Print the lines in the listing below that fall between the line with "Alike in both" and the line with "Solution. Pressure (GPa): -5.4.", those two lines included, exactly as they stand and with nothing else.

[Given information Boundary: Start]
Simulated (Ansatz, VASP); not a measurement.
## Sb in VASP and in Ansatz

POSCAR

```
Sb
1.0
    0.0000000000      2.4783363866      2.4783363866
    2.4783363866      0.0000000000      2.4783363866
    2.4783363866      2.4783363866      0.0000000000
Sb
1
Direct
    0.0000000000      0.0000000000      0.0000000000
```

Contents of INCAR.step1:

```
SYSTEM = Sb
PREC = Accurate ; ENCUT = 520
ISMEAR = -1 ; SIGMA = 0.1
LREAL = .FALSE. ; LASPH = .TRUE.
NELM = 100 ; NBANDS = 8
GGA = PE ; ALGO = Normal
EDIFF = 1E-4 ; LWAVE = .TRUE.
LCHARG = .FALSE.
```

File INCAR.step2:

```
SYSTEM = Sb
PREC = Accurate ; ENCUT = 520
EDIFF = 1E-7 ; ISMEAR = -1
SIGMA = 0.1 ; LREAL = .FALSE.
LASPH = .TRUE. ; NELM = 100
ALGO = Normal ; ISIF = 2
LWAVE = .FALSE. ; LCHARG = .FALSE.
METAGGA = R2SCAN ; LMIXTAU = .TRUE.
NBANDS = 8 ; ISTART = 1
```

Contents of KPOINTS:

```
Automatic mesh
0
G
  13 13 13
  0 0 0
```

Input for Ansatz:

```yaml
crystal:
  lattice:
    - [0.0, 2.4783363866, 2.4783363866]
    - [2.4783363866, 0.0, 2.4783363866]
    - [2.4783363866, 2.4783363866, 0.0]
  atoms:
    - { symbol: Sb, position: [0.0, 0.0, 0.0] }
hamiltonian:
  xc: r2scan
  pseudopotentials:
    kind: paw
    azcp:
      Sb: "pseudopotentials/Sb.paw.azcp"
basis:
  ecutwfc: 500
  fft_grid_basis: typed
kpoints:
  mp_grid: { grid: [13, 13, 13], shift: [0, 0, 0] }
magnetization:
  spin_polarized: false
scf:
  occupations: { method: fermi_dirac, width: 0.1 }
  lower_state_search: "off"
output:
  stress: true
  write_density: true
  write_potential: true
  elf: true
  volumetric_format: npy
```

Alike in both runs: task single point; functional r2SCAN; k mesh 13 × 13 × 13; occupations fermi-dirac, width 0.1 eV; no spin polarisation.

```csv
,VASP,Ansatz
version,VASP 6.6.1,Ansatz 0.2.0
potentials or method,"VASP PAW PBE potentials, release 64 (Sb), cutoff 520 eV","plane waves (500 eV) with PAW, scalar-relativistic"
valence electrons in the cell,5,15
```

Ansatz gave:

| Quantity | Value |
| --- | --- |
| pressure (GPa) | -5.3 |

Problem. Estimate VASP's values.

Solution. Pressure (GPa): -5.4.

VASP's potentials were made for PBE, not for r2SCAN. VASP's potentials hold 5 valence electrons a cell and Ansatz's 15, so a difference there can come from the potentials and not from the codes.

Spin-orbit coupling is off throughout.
[Given information Boundary: End]

Exercise solution »
Alike in both runs: task single point; functional r2SCAN; k mesh 13 × 13 × 13; occupations fermi-dirac, width 0.1 eV; no spin polarisation.

```csv
,VASP,Ansatz
version,VASP 6.6.1,Ansatz 0.2.0
potentials or method,"VASP PAW PBE potentials, release 64 (Sb), cutoff 520 eV","plane waves (500 eV) with PAW, scalar-relativistic"
valence electrons in the cell,5,15
```

Ansatz gave:

| Quantity | Value |
| --- | --- |
| pressure (GPa) | -5.3 |

Problem. Estimate VASP's values.

Solution. Pressure (GPa): -5.4.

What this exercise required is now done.